RECORDS PROVIDED:
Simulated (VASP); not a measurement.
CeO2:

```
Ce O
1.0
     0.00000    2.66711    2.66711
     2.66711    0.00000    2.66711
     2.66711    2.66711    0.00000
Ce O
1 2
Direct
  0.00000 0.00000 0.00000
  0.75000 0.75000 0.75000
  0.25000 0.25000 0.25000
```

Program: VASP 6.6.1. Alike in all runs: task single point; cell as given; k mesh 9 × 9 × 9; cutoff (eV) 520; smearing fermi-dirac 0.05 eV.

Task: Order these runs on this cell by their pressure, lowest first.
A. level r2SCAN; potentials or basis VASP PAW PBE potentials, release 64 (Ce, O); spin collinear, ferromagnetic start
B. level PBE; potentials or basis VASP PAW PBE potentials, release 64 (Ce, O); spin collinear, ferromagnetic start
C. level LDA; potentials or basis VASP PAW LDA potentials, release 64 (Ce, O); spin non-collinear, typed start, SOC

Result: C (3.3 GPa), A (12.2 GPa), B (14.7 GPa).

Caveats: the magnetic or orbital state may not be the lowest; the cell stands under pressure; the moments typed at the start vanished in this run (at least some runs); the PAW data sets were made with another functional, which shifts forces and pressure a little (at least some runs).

ASSIGNMENT:
Using the material above, quote the first line and each line after it, stopping at and including the line that holds "Result: C (3.3".

EXERCISE RESPONSE:
Simulated (VASP); not a measurement.
CeO2:

```
Ce O
1.0
     0.00000    2.66711    2.66711
     2.66711    0.00000    2.66711
     2.66711    2.66711    0.00000
Ce O
1 2
Direct
  0.00000 0.00000 0.00000
  0.75000 0.75000 0.75000
  0.25000 0.25000 0.25000
```

Program: VASP 6.6.1. Alike in all runs: task single point; cell as given; k mesh 9 × 9 × 9; cutoff (eV) 520; smearing fermi-dirac 0.05 eV.

Task: Order these runs on this cell by their pressure, lowest first.
A. level r2SCAN; potentials or basis VASP PAW PBE potentials, release 64 (Ce, O); spin collinear, ferromagnetic start
B. level PBE; potentials or basis VASP PAW PBE potentials, release 64 (Ce, O); spin collinear, ferromagnetic start
C. level LDA; potentials or basis VASP PAW LDA potentials, release 64 (Ce, O); spin non-collinear, typed start, SOC

Result: C (3.3 GPa), A (12.2 GPa), B (14.7 GPa).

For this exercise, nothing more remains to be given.